## PROVIDED INFORMATION
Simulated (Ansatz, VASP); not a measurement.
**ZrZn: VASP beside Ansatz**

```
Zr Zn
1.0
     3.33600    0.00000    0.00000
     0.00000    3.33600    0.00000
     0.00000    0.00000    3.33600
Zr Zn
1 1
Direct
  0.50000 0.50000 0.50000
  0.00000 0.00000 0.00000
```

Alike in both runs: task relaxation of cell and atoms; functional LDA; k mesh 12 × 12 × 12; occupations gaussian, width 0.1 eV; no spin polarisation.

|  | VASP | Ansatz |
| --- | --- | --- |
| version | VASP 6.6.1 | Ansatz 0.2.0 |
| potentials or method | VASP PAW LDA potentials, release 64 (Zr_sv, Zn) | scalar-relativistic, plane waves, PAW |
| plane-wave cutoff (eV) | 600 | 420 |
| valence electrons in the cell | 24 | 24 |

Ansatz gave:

## WORK REQUEST
All lines above from the line with "waves, PAW |" through the line with "cell | 24 | 24 |", both included, are to be set down exactly, with nothing else.

## TASK OUTPUT
| potentials or method | VASP PAW LDA potentials, release 64 (Zr_sv, Zn) | scalar-relativistic, plane waves, PAW |
| plane-wave cutoff (eV) | 600 | 420 |
| valence electrons in the cell | 24 | 24 |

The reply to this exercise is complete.